* _WORK INSTRUCTION_
Using the entries below, write out the line with "25.53 | 0.01 |", the line with "none | - | - | 0.62 |", and every line in between, exactly as each is written.

* _EXTRACTED MATERIAL_
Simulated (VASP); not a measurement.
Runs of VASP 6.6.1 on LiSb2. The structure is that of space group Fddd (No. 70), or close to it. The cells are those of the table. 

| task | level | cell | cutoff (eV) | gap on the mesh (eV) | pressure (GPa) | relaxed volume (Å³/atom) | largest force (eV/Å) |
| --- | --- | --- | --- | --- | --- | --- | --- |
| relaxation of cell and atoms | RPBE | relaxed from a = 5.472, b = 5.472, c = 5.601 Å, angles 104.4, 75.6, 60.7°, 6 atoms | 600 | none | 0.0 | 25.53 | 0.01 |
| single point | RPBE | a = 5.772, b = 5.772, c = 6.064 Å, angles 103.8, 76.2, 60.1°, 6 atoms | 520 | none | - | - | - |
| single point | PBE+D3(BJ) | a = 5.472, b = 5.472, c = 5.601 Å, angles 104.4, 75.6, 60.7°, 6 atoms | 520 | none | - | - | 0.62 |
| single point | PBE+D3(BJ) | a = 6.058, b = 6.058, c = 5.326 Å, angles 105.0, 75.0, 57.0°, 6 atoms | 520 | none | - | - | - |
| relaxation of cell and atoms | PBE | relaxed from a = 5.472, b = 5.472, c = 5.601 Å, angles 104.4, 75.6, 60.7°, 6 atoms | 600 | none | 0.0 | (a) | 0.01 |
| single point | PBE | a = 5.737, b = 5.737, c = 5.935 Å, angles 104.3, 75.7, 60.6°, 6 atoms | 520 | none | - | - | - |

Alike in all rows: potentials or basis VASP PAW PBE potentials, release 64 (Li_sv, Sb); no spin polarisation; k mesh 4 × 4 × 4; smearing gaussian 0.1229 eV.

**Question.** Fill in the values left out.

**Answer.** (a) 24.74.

* _SOLUTION_
| relaxation of cell and atoms | RPBE | relaxed from a = 5.472, b = 5.472, c = 5.601 Å, angles 104.4, 75.6, 60.7°, 6 atoms | 600 | none | 0.0 | 25.53 | 0.01 |
| single point | RPBE | a = 5.772, b = 5.772, c = 6.064 Å, angles 103.8, 76.2, 60.1°, 6 atoms | 520 | none | - | - | - |
| single point | PBE+D3(BJ) | a = 5.472, b = 5.472, c = 5.601 Å, angles 104.4, 75.6, 60.7°, 6 atoms | 520 | none | - | - | 0.62 |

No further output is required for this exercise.